**ACTION ITEM**
Write out, word for word, the first line of the data below and every line after it through the one containing "Which scheme gives".

**SOURCE DATA**
|---|

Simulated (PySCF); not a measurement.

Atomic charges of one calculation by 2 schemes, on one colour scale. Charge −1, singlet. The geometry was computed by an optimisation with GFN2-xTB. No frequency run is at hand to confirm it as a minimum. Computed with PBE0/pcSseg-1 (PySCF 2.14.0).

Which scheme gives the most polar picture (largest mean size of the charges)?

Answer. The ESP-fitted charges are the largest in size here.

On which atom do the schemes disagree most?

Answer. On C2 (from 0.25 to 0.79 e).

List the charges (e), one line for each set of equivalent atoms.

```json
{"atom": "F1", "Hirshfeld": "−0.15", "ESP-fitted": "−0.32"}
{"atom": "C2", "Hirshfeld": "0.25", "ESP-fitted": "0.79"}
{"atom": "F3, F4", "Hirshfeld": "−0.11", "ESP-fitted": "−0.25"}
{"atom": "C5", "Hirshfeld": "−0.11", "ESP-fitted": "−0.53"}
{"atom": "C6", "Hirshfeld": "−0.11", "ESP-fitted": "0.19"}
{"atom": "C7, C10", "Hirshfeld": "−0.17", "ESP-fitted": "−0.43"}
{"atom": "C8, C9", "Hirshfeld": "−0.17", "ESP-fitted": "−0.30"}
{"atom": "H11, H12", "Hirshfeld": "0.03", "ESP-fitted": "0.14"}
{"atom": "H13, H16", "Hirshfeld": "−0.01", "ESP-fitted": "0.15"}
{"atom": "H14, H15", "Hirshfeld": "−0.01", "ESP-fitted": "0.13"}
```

|---|

**ANSWER SECTION**
Simulated (PySCF); not a measurement.

Atomic charges of one calculation by 2 schemes, on one colour scale. Charge −1, singlet. The geometry was computed by an optimisation with GFN2-xTB. No frequency run is at hand to confirm it as a minimum. Computed with PBE0/pcSseg-1 (PySCF 2.14.0).

Which scheme gives the most polar picture (largest mean size of the charges)?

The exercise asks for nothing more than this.